### EXERCISE
Using the material that follows, output exactly the lines from the one containing "-3.3 | 2.30 |" through the one containing "1.2 | 1.07 |", with both ends kept.

*** Opening DATASET RECORDS ***

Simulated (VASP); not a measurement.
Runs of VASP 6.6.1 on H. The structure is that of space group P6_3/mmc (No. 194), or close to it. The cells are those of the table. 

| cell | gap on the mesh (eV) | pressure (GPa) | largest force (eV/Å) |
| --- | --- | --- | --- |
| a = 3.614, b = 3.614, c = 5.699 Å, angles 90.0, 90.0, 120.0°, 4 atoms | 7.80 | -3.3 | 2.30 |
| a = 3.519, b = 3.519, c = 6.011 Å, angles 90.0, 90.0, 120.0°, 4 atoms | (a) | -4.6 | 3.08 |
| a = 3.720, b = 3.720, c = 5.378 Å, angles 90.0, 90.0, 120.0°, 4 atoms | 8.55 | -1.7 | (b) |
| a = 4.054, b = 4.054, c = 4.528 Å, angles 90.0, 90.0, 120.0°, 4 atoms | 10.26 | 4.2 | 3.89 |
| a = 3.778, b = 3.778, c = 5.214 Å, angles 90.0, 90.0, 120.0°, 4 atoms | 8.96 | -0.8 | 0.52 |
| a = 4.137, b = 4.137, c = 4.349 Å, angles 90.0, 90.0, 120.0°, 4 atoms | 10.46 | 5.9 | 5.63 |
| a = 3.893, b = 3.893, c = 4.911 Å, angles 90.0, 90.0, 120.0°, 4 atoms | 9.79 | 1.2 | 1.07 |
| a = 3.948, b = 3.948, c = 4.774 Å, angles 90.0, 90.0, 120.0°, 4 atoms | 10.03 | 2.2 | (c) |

*** Closing DATASET RECORDS ***

### ANSWER AREA
| a = 3.614, b = 3.614, c = 5.699 Å, angles 90.0, 90.0, 120.0°, 4 atoms | 7.80 | -3.3 | 2.30 |
| a = 3.519, b = 3.519, c = 6.011 Å, angles 90.0, 90.0, 120.0°, 4 atoms | (a) | -4.6 | 3.08 |
| a = 3.720, b = 3.720, c = 5.378 Å, angles 90.0, 90.0, 120.0°, 4 atoms | 8.55 | -1.7 | (b) |
| a = 4.054, b = 4.054, c = 4.528 Å, angles 90.0, 90.0, 120.0°, 4 atoms | 10.26 | 4.2 | 3.89 |
| a = 3.778, b = 3.778, c = 5.214 Å, angles 90.0, 90.0, 120.0°, 4 atoms | 8.96 | -0.8 | 0.52 |
| a = 4.137, b = 4.137, c = 4.349 Å, angles 90.0, 90.0, 120.0°, 4 atoms | 10.46 | 5.9 | 5.63 |
| a = 3.893, b = 3.893, c = 4.911 Å, angles 90.0, 90.0, 120.0°, 4 atoms | 9.79 | 1.2 | 1.07 |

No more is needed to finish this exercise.